* * * *
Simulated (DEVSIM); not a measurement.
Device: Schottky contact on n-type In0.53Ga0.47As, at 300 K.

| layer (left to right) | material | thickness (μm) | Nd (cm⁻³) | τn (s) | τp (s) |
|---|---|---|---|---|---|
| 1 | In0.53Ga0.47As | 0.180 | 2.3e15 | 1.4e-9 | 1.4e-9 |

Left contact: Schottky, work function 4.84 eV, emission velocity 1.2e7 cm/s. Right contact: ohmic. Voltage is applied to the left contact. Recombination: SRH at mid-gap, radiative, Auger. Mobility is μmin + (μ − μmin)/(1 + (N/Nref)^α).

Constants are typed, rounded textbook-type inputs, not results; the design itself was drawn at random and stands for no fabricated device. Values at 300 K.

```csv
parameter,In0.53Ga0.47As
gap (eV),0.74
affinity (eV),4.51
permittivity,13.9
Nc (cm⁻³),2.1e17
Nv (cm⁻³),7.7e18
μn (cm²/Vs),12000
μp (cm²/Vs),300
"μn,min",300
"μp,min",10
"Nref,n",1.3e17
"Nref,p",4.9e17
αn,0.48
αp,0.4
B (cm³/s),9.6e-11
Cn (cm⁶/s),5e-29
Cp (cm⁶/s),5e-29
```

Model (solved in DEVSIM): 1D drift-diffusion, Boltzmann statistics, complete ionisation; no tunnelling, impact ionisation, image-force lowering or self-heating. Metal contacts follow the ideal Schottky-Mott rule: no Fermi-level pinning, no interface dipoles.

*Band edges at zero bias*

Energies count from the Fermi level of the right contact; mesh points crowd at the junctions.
* * * *

= Requirement =
Return the listing above in full, character for character.

= Exercise result =
Simulated (DEVSIM); not a measurement.
Device: Schottky contact on n-type In0.53Ga0.47As, at 300 K.

| layer (left to right) | material | thickness (μm) | Nd (cm⁻³) | τn (s) | τp (s) |
|---|---|---|---|---|---|
| 1 | In0.53Ga0.47As | 0.180 | 2.3e15 | 1.4e-9 | 1.4e-9 |

Left contact: Schottky, work function 4.84 eV, emission velocity 1.2e7 cm/s. Right contact: ohmic. Voltage is applied to the left contact. Recombination: SRH at mid-gap, radiative, Auger. Mobility is μmin + (μ − μmin)/(1 + (N/Nref)^α).

Constants are typed, rounded textbook-type inputs, not results; the design itself was drawn at random and stands for no fabricated device. Values at 300 K.

```csv
parameter,In0.53Ga0.47As
gap (eV),0.74
affinity (eV),4.51
permittivity,13.9
Nc (cm⁻³),2.1e17
Nv (cm⁻³),7.7e18
μn (cm²/Vs),12000
μp (cm²/Vs),300
"μn,min",300
"μp,min",10
"Nref,n",1.3e17
"Nref,p",4.9e17
αn,0.48
αp,0.4
B (cm³/s),9.6e-11
Cn (cm⁶/s),5e-29
Cp (cm⁶/s),5e-29
```

Model (solved in DEVSIM): 1D drift-diffusion, Boltzmann statistics, complete ionisation; no tunnelling, impact ionisation, image-force lowering or self-heating. Metal contacts follow the ideal Schottky-Mott rule: no Fermi-level pinning, no interface dipoles.

*Band edges at zero bias*

Energies count from the Fermi level of the right contact; mesh points crowd at the junctions.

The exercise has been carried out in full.